# [Data]
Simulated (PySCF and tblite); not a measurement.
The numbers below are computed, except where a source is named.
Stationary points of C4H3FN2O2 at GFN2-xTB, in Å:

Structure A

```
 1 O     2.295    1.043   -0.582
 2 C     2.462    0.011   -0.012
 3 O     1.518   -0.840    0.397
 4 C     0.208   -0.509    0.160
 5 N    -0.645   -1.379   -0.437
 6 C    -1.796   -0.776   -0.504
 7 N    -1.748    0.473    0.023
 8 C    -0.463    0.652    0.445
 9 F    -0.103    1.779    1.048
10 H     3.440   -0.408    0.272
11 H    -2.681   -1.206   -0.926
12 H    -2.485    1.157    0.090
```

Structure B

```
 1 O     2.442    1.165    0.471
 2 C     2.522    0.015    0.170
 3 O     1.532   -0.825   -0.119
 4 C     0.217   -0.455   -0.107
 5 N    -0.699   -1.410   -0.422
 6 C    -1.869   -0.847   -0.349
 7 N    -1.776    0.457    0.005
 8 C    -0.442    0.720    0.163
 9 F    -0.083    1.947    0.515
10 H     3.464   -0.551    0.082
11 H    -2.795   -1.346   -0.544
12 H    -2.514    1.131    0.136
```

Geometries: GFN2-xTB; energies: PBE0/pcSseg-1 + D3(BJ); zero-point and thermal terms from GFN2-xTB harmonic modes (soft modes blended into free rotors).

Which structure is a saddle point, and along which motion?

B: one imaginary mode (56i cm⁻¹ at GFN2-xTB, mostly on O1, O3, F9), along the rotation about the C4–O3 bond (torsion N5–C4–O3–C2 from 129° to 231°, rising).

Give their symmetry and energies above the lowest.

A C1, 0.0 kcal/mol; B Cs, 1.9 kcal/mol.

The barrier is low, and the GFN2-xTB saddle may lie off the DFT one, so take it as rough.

# [Brief]
What you give back should be only the lines of the records above, starting at the line with "Which structure is" and ending at the line with "A C1, 0.0 kcal/mol; B Cs, 1.9 kcal/mol.", restated word for word.

# [Written reply]
Which structure is a saddle point, and along which motion?

B: one imaginary mode (56i cm⁻¹ at GFN2-xTB, mostly on O1, O3, F9), along the rotation about the C4–O3 bond (torsion N5–C4–O3–C2 from 129° to 231°, rising).

Give their symmetry and energies above the lowest.

A C1, 0.0 kcal/mol; B Cs, 1.9 kcal/mol.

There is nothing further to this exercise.